* _ACTION ITEM_
Copy all of the data below without altering a single line.

· · · · · · ·

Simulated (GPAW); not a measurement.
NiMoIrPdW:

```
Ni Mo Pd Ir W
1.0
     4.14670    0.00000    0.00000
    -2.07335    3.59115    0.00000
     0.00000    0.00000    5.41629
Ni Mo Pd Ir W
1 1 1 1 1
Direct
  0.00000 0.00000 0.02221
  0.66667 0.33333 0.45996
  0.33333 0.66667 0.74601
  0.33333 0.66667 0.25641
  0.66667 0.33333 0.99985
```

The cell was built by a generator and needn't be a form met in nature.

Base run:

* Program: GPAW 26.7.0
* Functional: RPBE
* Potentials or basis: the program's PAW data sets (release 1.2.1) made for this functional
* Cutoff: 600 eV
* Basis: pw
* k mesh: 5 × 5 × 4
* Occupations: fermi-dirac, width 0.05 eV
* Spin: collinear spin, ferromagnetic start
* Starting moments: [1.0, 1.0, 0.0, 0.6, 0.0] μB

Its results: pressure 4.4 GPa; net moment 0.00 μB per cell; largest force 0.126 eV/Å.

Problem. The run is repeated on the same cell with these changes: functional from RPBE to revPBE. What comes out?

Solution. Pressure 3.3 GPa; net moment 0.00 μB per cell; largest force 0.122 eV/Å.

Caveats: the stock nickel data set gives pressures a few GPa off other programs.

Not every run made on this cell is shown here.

· · · · · · ·

* _WRITTEN RESPONSE_
Simulated (GPAW); not a measurement.
NiMoIrPdW:

```
Ni Mo Pd Ir W
1.0
     4.14670    0.00000    0.00000
    -2.07335    3.59115    0.00000
     0.00000    0.00000    5.41629
Ni Mo Pd Ir W
1 1 1 1 1
Direct
  0.00000 0.00000 0.02221
  0.66667 0.33333 0.45996
  0.33333 0.66667 0.74601
  0.33333 0.66667 0.25641
  0.66667 0.33333 0.99985
```

The cell was built by a generator and needn't be a form met in nature.

Base run:

* Program: GPAW 26.7.0
* Functional: RPBE
* Potentials or basis: the program's PAW data sets (release 1.2.1) made for this functional
* Cutoff: 600 eV
* Basis: pw
* k mesh: 5 × 5 × 4
* Occupations: fermi-dirac, width 0.05 eV
* Spin: collinear spin, ferromagnetic start
* Starting moments: [1.0, 1.0, 0.0, 0.6, 0.0] μB

Its results: pressure 4.4 GPa; net moment 0.00 μB per cell; largest force 0.126 eV/Å.

Problem. The run is repeated on the same cell with these changes: functional from RPBE to revPBE. What comes out?

Solution. Pressure 3.3 GPa; net moment 0.00 μB per cell; largest force 0.122 eV/Å.

Caveats: the stock nickel data set gives pressures a few GPa off other programs.

Not every run made on this cell is shown here.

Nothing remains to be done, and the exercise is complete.